■ ■ ■ ■ ■ ■ ■
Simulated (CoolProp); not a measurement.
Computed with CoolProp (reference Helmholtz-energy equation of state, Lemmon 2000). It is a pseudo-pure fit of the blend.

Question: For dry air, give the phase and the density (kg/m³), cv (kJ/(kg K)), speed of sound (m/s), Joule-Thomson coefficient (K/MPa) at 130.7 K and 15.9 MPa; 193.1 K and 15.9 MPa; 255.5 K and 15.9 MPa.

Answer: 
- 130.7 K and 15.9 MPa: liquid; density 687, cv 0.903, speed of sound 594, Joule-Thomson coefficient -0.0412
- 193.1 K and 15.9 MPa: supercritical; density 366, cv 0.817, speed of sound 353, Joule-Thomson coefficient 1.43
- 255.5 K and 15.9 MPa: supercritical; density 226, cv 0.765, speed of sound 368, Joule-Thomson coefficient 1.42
■ ■ ■ ■ ■ ■ ■

▶ Assigned task: All lines in the listing above from the line containing "Question: For dry" to the line containing "- 130.7 K and", inclusive, should be retyped exactly; no other lines should appear.

▶ Task answer:
Question: For dry air, give the phase and the density (kg/m³), cv (kJ/(kg K)), speed of sound (m/s), Joule-Thomson coefficient (K/MPa) at 130.7 K and 15.9 MPa; 193.1 K and 15.9 MPa; 255.5 K and 15.9 MPa.

Answer: 
- 130.7 K and 15.9 MPa: liquid; density 687, cv 0.903, speed of sound 594, Joule-Thomson coefficient -0.0412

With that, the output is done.